Exercise data »
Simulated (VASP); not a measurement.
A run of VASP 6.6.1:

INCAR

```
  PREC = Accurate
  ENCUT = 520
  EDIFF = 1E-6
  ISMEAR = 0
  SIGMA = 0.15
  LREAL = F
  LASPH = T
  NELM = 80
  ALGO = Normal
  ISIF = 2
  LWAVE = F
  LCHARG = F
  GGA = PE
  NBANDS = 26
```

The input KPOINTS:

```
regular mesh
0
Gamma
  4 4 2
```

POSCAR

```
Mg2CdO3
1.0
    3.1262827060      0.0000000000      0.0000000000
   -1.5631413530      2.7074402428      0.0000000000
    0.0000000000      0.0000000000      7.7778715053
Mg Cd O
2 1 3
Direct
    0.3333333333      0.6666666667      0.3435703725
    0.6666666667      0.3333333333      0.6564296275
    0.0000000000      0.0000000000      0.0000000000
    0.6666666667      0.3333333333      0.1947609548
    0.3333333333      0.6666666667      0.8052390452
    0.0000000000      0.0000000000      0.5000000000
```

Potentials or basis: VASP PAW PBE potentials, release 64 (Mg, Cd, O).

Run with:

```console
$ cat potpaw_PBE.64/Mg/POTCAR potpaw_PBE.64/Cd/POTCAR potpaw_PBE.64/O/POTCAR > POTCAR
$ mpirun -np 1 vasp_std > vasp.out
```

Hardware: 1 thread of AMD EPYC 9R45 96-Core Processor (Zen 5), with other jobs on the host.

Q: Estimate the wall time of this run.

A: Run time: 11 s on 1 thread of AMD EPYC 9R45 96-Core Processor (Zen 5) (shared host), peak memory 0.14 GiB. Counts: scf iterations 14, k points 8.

Work task » Exact reproduction is required. Give the lines of the data from its first line through the line containing "Q: Estimate the wall time of this run.", and no others.

Expected answer »
Simulated (VASP); not a measurement.
A run of VASP 6.6.1:

INCAR

```
  PREC = Accurate
  ENCUT = 520
  EDIFF = 1E-6
  ISMEAR = 0
  SIGMA = 0.15
  LREAL = F
  LASPH = T
  NELM = 80
  ALGO = Normal
  ISIF = 2
  LWAVE = F
  LCHARG = F
  GGA = PE
  NBANDS = 26
```

The input KPOINTS:

```
regular mesh
0
Gamma
  4 4 2
```

POSCAR

```
Mg2CdO3
1.0
    3.1262827060      0.0000000000      0.0000000000
   -1.5631413530      2.7074402428      0.0000000000
    0.0000000000      0.0000000000      7.7778715053
Mg Cd O
2 1 3
Direct
    0.3333333333      0.6666666667      0.3435703725
    0.6666666667      0.3333333333      0.6564296275
    0.0000000000      0.0000000000      0.0000000000
    0.6666666667      0.3333333333      0.1947609548
    0.3333333333      0.6666666667      0.8052390452
    0.0000000000      0.0000000000      0.5000000000
```

Potentials or basis: VASP PAW PBE potentials, release 64 (Mg, Cd, O).

Run with:

```console
$ cat potpaw_PBE.64/Mg/POTCAR potpaw_PBE.64/Cd/POTCAR potpaw_PBE.64/O/POTCAR > POTCAR
$ mpirun -np 1 vasp_std > vasp.out
```

Hardware: 1 thread of AMD EPYC 9R45 96-Core Processor (Zen 5), with other jobs on the host.

Q: Estimate the wall time of this run.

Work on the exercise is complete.